• [Raw data]
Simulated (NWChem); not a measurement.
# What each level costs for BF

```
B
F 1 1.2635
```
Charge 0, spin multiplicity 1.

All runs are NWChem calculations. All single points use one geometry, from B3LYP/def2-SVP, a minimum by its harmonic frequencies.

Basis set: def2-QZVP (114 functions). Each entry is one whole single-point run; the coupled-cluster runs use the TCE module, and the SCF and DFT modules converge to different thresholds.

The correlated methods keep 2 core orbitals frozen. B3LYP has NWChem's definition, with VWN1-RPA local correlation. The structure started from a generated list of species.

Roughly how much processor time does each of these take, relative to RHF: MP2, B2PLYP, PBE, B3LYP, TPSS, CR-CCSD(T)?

• [Assignment]
Each line of the data is to be restated exactly.

• [Answer space]
Simulated (NWChem); not a measurement.
# What each level costs for BF

```
B
F 1 1.2635
```
Charge 0, spin multiplicity 1.

All runs are NWChem calculations. All single points use one geometry, from B3LYP/def2-SVP, a minimum by its harmonic frequencies.

Basis set: def2-QZVP (114 functions). Each entry is one whole single-point run; the coupled-cluster runs use the TCE module, and the SCF and DFT modules converge to different thresholds.

The correlated methods keep 2 core orbitals frozen. B3LYP has NWChem's definition, with VWN1-RPA local correlation. The structure started from a generated list of species.

Roughly how much processor time does each of these take, relative to RHF: MP2, B2PLYP, PBE, B3LYP, TPSS, CR-CCSD(T)?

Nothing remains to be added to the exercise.